***** Dataset *****
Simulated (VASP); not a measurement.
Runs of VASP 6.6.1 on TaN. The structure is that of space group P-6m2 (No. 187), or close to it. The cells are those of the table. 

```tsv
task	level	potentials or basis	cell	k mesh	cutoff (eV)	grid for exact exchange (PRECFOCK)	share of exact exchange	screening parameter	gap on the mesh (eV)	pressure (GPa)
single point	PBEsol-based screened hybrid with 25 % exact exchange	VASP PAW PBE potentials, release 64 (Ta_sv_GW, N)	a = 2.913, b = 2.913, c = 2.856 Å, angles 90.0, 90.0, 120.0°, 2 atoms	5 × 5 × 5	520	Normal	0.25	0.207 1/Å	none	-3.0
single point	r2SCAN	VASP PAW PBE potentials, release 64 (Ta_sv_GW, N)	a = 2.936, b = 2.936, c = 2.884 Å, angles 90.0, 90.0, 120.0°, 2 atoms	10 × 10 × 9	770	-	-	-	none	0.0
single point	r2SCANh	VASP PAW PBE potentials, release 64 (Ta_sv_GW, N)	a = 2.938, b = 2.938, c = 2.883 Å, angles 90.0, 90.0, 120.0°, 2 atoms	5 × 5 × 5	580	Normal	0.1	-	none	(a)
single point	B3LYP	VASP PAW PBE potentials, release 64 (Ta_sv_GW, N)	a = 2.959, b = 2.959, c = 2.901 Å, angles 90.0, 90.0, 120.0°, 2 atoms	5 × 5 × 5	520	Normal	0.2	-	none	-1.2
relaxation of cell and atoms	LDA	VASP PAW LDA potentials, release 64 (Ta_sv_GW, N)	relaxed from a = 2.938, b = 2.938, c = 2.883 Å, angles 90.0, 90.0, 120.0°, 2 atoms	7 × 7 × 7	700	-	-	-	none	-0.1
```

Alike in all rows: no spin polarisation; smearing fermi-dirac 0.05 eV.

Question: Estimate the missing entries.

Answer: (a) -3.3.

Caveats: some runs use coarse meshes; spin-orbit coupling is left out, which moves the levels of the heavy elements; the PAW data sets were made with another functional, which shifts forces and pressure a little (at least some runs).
*****

> Work instruction
Your task is to transcribe, with no changes, only the lines of the listing above that lie between the line holding "Alike in all" and the line holding "Answer: (a) -3.3.", inclusive.

> Your solution
Alike in all rows: no spin polarisation; smearing fermi-dirac 0.05 eV.

Question: Estimate the missing entries.

Answer: (a) -3.3.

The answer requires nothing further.